⟨

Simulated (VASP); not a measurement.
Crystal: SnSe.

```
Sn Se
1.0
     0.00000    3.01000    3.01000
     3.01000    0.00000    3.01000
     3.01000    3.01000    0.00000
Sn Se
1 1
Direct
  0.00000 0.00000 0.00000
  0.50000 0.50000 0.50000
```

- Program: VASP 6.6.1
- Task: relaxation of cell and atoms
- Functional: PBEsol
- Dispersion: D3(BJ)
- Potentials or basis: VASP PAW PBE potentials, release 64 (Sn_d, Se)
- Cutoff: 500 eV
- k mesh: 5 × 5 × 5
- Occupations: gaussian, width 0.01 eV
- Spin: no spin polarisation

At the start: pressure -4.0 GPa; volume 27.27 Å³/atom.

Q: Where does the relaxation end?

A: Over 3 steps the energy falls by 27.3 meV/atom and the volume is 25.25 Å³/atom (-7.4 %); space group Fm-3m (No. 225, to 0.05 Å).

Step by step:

⟩

[Requirement] Line by line, the listing above is to be transcribed exactly.

[Your solution]
Simulated (VASP); not a measurement.
Crystal: SnSe.

```
Sn Se
1.0
     0.00000    3.01000    3.01000
     3.01000    0.00000    3.01000
     3.01000    3.01000    0.00000
Sn Se
1 1
Direct
  0.00000 0.00000 0.00000
  0.50000 0.50000 0.50000
```

- Program: VASP 6.6.1
- Task: relaxation of cell and atoms
- Functional: PBEsol
- Dispersion: D3(BJ)
- Potentials or basis: VASP PAW PBE potentials, release 64 (Sn_d, Se)
- Cutoff: 500 eV
- k mesh: 5 × 5 × 5
- Occupations: gaussian, width 0.01 eV
- Spin: no spin polarisation

At the start: pressure -4.0 GPa; volume 27.27 Å³/atom.

Q: Where does the relaxation end?

A: Over 3 steps the energy falls by 27.3 meV/atom and the volume is 25.25 Å³/atom (-7.4 %); space group Fm-3m (No. 225, to 0.05 Å).

Step by step:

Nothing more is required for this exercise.